Assignment
Reproduce the listing that follows, unchanged and complete.

[Dataset entries — start]

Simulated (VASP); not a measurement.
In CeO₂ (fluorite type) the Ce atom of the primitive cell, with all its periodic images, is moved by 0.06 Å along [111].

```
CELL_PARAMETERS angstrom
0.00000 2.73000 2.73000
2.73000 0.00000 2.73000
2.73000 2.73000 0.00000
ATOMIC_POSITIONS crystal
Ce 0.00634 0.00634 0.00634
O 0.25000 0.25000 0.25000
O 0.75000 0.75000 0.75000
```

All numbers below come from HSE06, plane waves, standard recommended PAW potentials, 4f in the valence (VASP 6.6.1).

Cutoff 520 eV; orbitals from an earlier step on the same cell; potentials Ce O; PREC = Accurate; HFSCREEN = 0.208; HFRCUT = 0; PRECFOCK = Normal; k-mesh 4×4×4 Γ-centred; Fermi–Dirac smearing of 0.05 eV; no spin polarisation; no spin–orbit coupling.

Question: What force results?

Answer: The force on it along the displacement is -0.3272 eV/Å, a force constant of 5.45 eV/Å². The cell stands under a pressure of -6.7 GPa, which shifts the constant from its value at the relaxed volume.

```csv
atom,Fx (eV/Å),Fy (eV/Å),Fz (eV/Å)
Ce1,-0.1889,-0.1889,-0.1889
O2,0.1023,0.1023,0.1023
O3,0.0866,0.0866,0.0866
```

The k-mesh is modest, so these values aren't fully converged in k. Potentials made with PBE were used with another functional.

[Dataset entries — finish]

Reply
Simulated (VASP); not a measurement.
In CeO₂ (fluorite type) the Ce atom of the primitive cell, with all its periodic images, is moved by 0.06 Å along [111].

```
CELL_PARAMETERS angstrom
0.00000 2.73000 2.73000
2.73000 0.00000 2.73000
2.73000 2.73000 0.00000
ATOMIC_POSITIONS crystal
Ce 0.00634 0.00634 0.00634
O 0.25000 0.25000 0.25000
O 0.75000 0.75000 0.75000
```

All numbers below come from HSE06, plane waves, standard recommended PAW potentials, 4f in the valence (VASP 6.6.1).

Cutoff 520 eV; orbitals from an earlier step on the same cell; potentials Ce O; PREC = Accurate; HFSCREEN = 0.208; HFRCUT = 0; PRECFOCK = Normal; k-mesh 4×4×4 Γ-centred; Fermi–Dirac smearing of 0.05 eV; no spin polarisation; no spin–orbit coupling.

Question: What force results?

Answer: The force on it along the displacement is -0.3272 eV/Å, a force constant of 5.45 eV/Å². The cell stands under a pressure of -6.7 GPa, which shifts the constant from its value at the relaxed volume.

```csv
atom,Fx (eV/Å),Fy (eV/Å),Fz (eV/Å)
Ce1,-0.1889,-0.1889,-0.1889
O2,0.1023,0.1023,0.1023
O3,0.0866,0.0866,0.0866
```

The k-mesh is modest, so these values aren't fully converged in k. Potentials made with PBE were used with another functional.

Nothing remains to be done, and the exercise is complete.